## ASSIGNED TASK
Output, without any change, the listing below from its opening line up to and including the line with "Question: How much".

## SUPPLIED MATERIAL
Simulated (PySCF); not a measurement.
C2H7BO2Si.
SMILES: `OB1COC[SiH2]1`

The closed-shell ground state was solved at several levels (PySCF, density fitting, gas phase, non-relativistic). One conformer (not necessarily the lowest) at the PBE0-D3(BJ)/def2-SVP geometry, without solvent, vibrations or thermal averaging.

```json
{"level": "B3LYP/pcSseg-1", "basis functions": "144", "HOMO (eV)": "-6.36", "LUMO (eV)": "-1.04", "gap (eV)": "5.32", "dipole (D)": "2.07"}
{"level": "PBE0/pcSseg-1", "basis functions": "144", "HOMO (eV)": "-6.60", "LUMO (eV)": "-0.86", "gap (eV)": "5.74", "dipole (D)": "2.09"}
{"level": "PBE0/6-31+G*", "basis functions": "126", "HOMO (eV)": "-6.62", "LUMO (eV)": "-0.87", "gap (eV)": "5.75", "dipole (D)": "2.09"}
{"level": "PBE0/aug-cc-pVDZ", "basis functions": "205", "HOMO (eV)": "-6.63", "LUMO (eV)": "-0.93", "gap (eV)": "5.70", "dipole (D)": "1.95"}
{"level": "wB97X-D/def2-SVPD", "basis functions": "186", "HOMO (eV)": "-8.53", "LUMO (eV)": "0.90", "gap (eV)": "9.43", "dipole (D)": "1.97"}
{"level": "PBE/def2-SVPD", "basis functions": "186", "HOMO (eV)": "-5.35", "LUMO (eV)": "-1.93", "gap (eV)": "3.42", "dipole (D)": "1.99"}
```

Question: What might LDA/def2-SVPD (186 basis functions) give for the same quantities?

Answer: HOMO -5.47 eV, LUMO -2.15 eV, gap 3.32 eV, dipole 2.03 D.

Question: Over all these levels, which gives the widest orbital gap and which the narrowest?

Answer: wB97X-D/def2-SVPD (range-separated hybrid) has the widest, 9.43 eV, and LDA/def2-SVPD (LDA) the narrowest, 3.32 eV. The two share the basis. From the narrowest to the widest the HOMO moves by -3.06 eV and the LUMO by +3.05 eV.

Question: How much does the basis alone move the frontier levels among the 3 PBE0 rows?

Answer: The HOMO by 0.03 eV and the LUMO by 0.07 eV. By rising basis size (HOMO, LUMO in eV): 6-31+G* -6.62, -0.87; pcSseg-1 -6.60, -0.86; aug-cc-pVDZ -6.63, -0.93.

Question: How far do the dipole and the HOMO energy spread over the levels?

## ANSWER SPACE
Simulated (PySCF); not a measurement.
C2H7BO2Si.
SMILES: `OB1COC[SiH2]1`

The closed-shell ground state was solved at several levels (PySCF, density fitting, gas phase, non-relativistic). One conformer (not necessarily the lowest) at the PBE0-D3(BJ)/def2-SVP geometry, without solvent, vibrations or thermal averaging.

```json
{"level": "B3LYP/pcSseg-1", "basis functions": "144", "HOMO (eV)": "-6.36", "LUMO (eV)": "-1.04", "gap (eV)": "5.32", "dipole (D)": "2.07"}
{"level": "PBE0/pcSseg-1", "basis functions": "144", "HOMO (eV)": "-6.60", "LUMO (eV)": "-0.86", "gap (eV)": "5.74", "dipole (D)": "2.09"}
{"level": "PBE0/6-31+G*", "basis functions": "126", "HOMO (eV)": "-6.62", "LUMO (eV)": "-0.87", "gap (eV)": "5.75", "dipole (D)": "2.09"}
{"level": "PBE0/aug-cc-pVDZ", "basis functions": "205", "HOMO (eV)": "-6.63", "LUMO (eV)": "-0.93", "gap (eV)": "5.70", "dipole (D)": "1.95"}
{"level": "wB97X-D/def2-SVPD", "basis functions": "186", "HOMO (eV)": "-8.53", "LUMO (eV)": "0.90", "gap (eV)": "9.43", "dipole (D)": "1.97"}
{"level": "PBE/def2-SVPD", "basis functions": "186", "HOMO (eV)": "-5.35", "LUMO (eV)": "-1.93", "gap (eV)": "3.42", "dipole (D)": "1.99"}
```

Question: What might LDA/def2-SVPD (186 basis functions) give for the same quantities?

Answer: HOMO -5.47 eV, LUMO -2.15 eV, gap 3.32 eV, dipole 2.03 D.

Question: Over all these levels, which gives the widest orbital gap and which the narrowest?

Answer: wB97X-D/def2-SVPD (range-separated hybrid) has the widest, 9.43 eV, and LDA/def2-SVPD (LDA) the narrowest, 3.32 eV. The two share the basis. From the narrowest to the widest the HOMO moves by -3.06 eV and the LUMO by +3.05 eV.

Question: How much does the basis alone move the frontier levels among the 3 PBE0 rows?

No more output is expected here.